* Requirement: Lines from the beginning of the data through the line containing "11.99 g/cm³ |" are to be copied exactly, with no other line included.

########################################

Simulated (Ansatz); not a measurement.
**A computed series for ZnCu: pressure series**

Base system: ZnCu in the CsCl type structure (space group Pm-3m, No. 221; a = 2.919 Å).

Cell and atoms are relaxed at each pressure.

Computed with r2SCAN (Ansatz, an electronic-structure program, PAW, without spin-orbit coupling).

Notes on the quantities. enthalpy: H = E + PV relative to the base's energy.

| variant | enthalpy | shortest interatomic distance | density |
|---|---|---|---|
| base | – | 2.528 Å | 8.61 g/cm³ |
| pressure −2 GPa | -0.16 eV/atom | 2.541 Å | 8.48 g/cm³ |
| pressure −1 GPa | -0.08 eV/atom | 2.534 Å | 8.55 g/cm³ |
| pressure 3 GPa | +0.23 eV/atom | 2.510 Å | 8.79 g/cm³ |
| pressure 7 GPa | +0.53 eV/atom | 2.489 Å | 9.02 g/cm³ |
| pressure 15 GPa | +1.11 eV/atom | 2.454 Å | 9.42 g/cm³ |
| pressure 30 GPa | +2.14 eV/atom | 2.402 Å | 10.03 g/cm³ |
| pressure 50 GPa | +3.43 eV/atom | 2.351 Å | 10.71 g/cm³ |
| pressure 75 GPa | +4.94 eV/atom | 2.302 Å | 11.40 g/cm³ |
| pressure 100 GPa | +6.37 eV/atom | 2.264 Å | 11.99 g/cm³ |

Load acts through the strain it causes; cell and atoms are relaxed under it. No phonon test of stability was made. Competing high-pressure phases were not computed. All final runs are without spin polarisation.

########################################

* Answer space:
Simulated (Ansatz); not a measurement.
**A computed series for ZnCu: pressure series**

Base system: ZnCu in the CsCl type structure (space group Pm-3m, No. 221; a = 2.919 Å).

Cell and atoms are relaxed at each pressure.

Computed with r2SCAN (Ansatz, an electronic-structure program, PAW, without spin-orbit coupling).

Notes on the quantities. enthalpy: H = E + PV relative to the base's energy.

| variant | enthalpy | shortest interatomic distance | density |
|---|---|---|---|
| base | – | 2.528 Å | 8.61 g/cm³ |
| pressure −2 GPa | -0.16 eV/atom | 2.541 Å | 8.48 g/cm³ |
| pressure −1 GPa | -0.08 eV/atom | 2.534 Å | 8.55 g/cm³ |
| pressure 3 GPa | +0.23 eV/atom | 2.510 Å | 8.79 g/cm³ |
| pressure 7 GPa | +0.53 eV/atom | 2.489 Å | 9.02 g/cm³ |
| pressure 15 GPa | +1.11 eV/atom | 2.454 Å | 9.42 g/cm³ |
| pressure 30 GPa | +2.14 eV/atom | 2.402 Å | 10.03 g/cm³ |
| pressure 50 GPa | +3.43 eV/atom | 2.351 Å | 10.71 g/cm³ |
| pressure 75 GPa | +4.94 eV/atom | 2.302 Å | 11.40 g/cm³ |
| pressure 100 GPa | +6.37 eV/atom | 2.264 Å | 11.99 g/cm³ |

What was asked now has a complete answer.